(Record extracts):
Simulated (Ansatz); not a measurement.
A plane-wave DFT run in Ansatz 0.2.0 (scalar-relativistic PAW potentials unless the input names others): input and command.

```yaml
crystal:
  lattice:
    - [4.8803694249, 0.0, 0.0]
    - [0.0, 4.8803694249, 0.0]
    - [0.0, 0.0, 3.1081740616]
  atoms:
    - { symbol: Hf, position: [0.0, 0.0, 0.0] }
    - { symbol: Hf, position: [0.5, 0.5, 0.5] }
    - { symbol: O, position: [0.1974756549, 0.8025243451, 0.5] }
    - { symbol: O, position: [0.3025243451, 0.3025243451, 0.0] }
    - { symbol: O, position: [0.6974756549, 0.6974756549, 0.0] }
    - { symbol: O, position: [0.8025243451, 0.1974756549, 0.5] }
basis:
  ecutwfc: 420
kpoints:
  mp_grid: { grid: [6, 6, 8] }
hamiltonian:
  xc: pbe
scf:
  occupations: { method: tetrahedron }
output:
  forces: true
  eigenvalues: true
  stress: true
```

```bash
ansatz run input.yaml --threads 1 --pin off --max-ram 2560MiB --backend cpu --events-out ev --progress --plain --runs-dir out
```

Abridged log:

(Exercise):
Please make an exact copy of the entries, down to the last character.

(Written reply):
Simulated (Ansatz); not a measurement.
A plane-wave DFT run in Ansatz 0.2.0 (scalar-relativistic PAW potentials unless the input names others): input and command.

```yaml
crystal:
  lattice:
    - [4.8803694249, 0.0, 0.0]
    - [0.0, 4.8803694249, 0.0]
    - [0.0, 0.0, 3.1081740616]
  atoms:
    - { symbol: Hf, position: [0.0, 0.0, 0.0] }
    - { symbol: Hf, position: [0.5, 0.5, 0.5] }
    - { symbol: O, position: [0.1974756549, 0.8025243451, 0.5] }
    - { symbol: O, position: [0.3025243451, 0.3025243451, 0.0] }
    - { symbol: O, position: [0.6974756549, 0.6974756549, 0.0] }
    - { symbol: O, position: [0.8025243451, 0.1974756549, 0.5] }
basis:
  ecutwfc: 420
kpoints:
  mp_grid: { grid: [6, 6, 8] }
hamiltonian:
  xc: pbe
scf:
  occupations: { method: tetrahedron }
output:
  forces: true
  eigenvalues: true
  stress: true
```

```bash
ansatz run input.yaml --threads 1 --pin off --max-ram 2560MiB --backend cpu --events-out ev --progress --plain --runs-dir out
```

Abridged log:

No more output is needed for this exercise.